* **Brief**: Start at the first line of the material. Repeat each line exactly through the one containing "Level of theory: PBEsol/PAW", then stop.

* **Dataset excerpts**:
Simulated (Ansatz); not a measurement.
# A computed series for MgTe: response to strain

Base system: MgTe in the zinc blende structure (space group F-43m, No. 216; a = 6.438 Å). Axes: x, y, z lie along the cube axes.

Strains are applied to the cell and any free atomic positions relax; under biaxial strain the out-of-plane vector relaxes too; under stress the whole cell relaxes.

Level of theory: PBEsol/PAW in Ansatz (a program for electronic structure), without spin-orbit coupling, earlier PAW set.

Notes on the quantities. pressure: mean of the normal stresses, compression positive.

* **Solution**:
Simulated (Ansatz); not a measurement.
# A computed series for MgTe: response to strain

Base system: MgTe in the zinc blende structure (space group F-43m, No. 216; a = 6.438 Å). Axes: x, y, z lie along the cube axes.

Strains are applied to the cell and any free atomic positions relax; under biaxial strain the out-of-plane vector relaxes too; under stress the whole cell relaxes.

Level of theory: PBEsol/PAW in Ansatz (a program for electronic structure), without spin-orbit coupling, earlier PAW set.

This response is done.